*RECORD EXCERPTS*
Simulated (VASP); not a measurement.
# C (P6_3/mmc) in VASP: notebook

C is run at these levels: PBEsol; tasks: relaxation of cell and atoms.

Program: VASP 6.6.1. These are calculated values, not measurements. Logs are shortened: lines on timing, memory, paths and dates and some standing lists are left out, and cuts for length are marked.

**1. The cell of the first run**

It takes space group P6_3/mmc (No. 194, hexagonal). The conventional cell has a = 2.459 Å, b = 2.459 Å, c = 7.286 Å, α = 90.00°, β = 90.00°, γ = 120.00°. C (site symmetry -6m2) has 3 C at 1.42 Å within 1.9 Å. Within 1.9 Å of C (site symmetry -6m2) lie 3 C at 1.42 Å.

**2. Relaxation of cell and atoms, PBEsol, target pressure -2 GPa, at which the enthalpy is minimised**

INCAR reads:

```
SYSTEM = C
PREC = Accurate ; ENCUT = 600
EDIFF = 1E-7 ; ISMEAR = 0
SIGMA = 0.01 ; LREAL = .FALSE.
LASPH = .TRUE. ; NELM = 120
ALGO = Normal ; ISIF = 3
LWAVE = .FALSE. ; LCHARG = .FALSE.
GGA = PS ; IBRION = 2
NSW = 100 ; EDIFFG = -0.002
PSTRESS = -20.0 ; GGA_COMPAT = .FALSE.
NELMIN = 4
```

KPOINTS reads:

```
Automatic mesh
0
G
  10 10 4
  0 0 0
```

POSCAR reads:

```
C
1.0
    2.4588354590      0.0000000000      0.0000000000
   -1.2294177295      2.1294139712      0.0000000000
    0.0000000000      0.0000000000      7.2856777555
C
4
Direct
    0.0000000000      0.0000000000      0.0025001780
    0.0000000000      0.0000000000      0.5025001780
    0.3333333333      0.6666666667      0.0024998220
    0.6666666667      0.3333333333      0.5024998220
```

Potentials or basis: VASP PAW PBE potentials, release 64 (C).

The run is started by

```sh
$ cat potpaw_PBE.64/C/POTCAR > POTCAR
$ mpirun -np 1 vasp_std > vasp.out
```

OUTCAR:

*EXERCISE*
In your reply, restate exactly the lines from the start of the records above through the line holding "C is run at", including both, and nothing else.

*WORKED SOLUTION*
Simulated (VASP); not a measurement.
# C (P6_3/mmc) in VASP: notebook

C is run at these levels: PBEsol; tasks: relaxation of cell and atoms.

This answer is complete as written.